* [BRIEF] Your output should consist of every record, copied exactly.

* [SOURCE MATERIAL]
- Opening Delimiter -
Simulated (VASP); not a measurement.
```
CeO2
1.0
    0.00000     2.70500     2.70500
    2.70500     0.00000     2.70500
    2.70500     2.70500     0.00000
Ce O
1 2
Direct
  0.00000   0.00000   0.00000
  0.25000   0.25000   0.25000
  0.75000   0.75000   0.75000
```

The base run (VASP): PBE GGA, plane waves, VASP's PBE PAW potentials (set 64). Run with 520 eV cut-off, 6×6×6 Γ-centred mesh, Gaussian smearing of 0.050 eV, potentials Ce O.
- Closing Delimiter -

* [YOUR RESPONSE]
Simulated (VASP); not a measurement.
```
CeO2
1.0
    0.00000     2.70500     2.70500
    2.70500     0.00000     2.70500
    2.70500     2.70500     0.00000
Ce O
1 2
Direct
  0.00000   0.00000   0.00000
  0.25000   0.25000   0.25000
  0.75000   0.75000   0.75000
```

The base run (VASP): PBE GGA, plane waves, VASP's PBE PAW potentials (set 64). Run with 520 eV cut-off, 6×6×6 Γ-centred mesh, Gaussian smearing of 0.050 eV, potentials Ce O.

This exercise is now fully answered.